*EXTRACTED ENTRIES:*
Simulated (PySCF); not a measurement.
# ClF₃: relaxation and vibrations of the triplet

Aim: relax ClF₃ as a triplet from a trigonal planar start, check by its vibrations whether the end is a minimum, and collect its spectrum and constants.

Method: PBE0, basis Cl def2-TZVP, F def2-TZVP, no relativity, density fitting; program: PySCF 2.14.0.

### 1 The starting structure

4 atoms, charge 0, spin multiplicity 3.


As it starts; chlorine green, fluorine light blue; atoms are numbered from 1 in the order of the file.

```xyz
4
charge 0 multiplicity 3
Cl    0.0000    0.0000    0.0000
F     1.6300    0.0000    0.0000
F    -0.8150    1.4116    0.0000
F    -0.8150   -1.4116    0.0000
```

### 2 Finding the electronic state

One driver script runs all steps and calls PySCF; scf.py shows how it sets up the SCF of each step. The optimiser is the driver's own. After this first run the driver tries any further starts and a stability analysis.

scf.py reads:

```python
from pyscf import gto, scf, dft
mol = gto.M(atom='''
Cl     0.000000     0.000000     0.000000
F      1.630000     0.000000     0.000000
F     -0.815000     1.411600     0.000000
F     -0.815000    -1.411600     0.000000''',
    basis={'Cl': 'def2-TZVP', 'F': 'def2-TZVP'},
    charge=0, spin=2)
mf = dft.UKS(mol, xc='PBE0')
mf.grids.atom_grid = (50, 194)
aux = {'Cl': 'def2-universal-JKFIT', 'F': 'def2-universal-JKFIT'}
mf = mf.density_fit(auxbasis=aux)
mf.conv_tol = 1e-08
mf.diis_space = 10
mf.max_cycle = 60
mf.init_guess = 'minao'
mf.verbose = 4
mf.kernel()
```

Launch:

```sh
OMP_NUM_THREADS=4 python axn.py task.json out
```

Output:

*TASK ITEM:*
Above are records; repeat only the lines starting at the line with "As it starts;" and ending at the line with "### 2 Finding the electronic state", exactly as they appear, both included.

*EXERCISE ANSWER:*
As it starts; chlorine green, fluorine light blue; atoms are numbered from 1 in the order of the file.

```xyz
4
charge 0 multiplicity 3
Cl    0.0000    0.0000    0.0000
F     1.6300    0.0000    0.0000
F    -0.8150    1.4116    0.0000
F    -0.8150   -1.4116    0.0000
```

### 2 Finding the electronic state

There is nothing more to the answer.